**Assigned task**: Within the records below is a range that opens at the line with "Runs of VASP" and closes at the line with "16 | 520 | none | 0.5 |". Return that range word for word, both ends included, and only that range.

**Study material**:
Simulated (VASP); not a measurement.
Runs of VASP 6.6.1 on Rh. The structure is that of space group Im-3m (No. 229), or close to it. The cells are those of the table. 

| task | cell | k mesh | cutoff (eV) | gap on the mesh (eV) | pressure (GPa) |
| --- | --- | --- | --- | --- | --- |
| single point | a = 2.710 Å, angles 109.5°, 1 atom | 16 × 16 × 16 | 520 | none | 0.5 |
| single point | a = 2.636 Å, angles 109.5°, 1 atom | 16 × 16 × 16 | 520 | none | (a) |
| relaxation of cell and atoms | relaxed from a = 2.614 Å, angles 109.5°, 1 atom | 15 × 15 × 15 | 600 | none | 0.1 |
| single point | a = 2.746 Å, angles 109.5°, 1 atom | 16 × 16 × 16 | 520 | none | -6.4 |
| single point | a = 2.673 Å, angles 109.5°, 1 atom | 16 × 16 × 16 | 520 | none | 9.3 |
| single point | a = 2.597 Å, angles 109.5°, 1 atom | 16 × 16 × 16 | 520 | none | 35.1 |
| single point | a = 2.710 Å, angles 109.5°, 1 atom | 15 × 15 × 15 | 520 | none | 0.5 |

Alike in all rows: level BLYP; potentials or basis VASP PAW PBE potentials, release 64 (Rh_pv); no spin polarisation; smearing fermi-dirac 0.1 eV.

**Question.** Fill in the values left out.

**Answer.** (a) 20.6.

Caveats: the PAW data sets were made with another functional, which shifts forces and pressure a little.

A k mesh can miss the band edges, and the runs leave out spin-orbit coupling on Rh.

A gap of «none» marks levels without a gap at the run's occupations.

**Exercise output**:
Runs of VASP 6.6.1 on Rh. The structure is that of space group Im-3m (No. 229), or close to it. The cells are those of the table. 

| task | cell | k mesh | cutoff (eV) | gap on the mesh (eV) | pressure (GPa) |
| --- | --- | --- | --- | --- | --- |
| single point | a = 2.710 Å, angles 109.5°, 1 atom | 16 × 16 × 16 | 520 | none | 0.5 |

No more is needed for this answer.